▸ TASK ITEM
Each entry needs to be reproduced exactly, with none left out.

▸ INFORMATION SUPPLIED
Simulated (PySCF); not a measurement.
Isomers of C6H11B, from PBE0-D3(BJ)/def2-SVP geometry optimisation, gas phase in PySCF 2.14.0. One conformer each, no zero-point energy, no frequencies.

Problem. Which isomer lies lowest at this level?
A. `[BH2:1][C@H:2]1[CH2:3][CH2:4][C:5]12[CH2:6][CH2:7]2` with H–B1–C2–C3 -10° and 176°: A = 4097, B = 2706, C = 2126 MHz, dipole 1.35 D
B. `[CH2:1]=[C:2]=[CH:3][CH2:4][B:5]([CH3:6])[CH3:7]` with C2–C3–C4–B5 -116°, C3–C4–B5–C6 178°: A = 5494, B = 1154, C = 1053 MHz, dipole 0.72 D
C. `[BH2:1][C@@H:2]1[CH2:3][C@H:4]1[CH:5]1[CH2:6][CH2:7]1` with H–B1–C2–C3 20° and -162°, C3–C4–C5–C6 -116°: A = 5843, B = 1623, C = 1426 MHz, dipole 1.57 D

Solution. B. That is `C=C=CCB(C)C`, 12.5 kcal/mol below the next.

▸ EXERCISE SOLUTION
Simulated (PySCF); not a measurement.
Isomers of C6H11B, from PBE0-D3(BJ)/def2-SVP geometry optimisation, gas phase in PySCF 2.14.0. One conformer each, no zero-point energy, no frequencies.

Problem. Which isomer lies lowest at this level?
A. `[BH2:1][C@H:2]1[CH2:3][CH2:4][C:5]12[CH2:6][CH2:7]2` with H–B1–C2–C3 -10° and 176°: A = 4097, B = 2706, C = 2126 MHz, dipole 1.35 D
B. `[CH2:1]=[C:2]=[CH:3][CH2:4][B:5]([CH3:6])[CH3:7]` with C2–C3–C4–B5 -116°, C3–C4–B5–C6 178°: A = 5494, B = 1154, C = 1053 MHz, dipole 0.72 D
C. `[BH2:1][C@@H:2]1[CH2:3][C@H:4]1[CH:5]1[CH2:6][CH2:7]1` with H–B1–C2–C3 20° and -162°, C3–C4–C5–C6 -116°: A = 5843, B = 1623, C = 1426 MHz, dipole 1.57 D

Solution. B. That is `C=C=CCB(C)C`, 12.5 kcal/mol below the next.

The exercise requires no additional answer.